┌──

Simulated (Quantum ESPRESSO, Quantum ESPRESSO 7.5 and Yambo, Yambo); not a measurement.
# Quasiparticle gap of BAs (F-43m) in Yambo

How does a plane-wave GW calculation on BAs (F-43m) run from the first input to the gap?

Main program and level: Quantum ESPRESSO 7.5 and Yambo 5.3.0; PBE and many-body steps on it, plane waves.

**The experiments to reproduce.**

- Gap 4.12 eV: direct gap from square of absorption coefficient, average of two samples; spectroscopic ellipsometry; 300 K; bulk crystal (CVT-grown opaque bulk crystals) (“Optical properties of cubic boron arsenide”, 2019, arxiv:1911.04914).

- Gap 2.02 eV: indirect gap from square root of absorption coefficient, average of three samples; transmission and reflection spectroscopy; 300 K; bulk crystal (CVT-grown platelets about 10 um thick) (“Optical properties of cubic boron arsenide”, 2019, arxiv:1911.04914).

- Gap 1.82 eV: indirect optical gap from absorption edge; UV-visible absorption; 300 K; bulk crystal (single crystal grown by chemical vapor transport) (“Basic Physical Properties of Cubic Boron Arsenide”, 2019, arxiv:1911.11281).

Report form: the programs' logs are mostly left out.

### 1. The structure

└──

Going line by line, copy the data above exactly.

## Reply
Simulated (Quantum ESPRESSO, Quantum ESPRESSO 7.5 and Yambo, Yambo); not a measurement.
# Quasiparticle gap of BAs (F-43m) in Yambo

How does a plane-wave GW calculation on BAs (F-43m) run from the first input to the gap?

Main program and level: Quantum ESPRESSO 7.5 and Yambo 5.3.0; PBE and many-body steps on it, plane waves.

**The experiments to reproduce.**

- Gap 4.12 eV: direct gap from square of absorption coefficient, average of two samples; spectroscopic ellipsometry; 300 K; bulk crystal (CVT-grown opaque bulk crystals) (“Optical properties of cubic boron arsenide”, 2019, arxiv:1911.04914).

- Gap 2.02 eV: indirect gap from square root of absorption coefficient, average of three samples; transmission and reflection spectroscopy; 300 K; bulk crystal (CVT-grown platelets about 10 um thick) (“Optical properties of cubic boron arsenide”, 2019, arxiv:1911.04914).

- Gap 1.82 eV: indirect optical gap from absorption edge; UV-visible absorption; 300 K; bulk crystal (single crystal grown by chemical vapor transport) (“Basic Physical Properties of Cubic Boron Arsenide”, 2019, arxiv:1911.11281).

Report form: the programs' logs are mostly left out.

### 1. The structure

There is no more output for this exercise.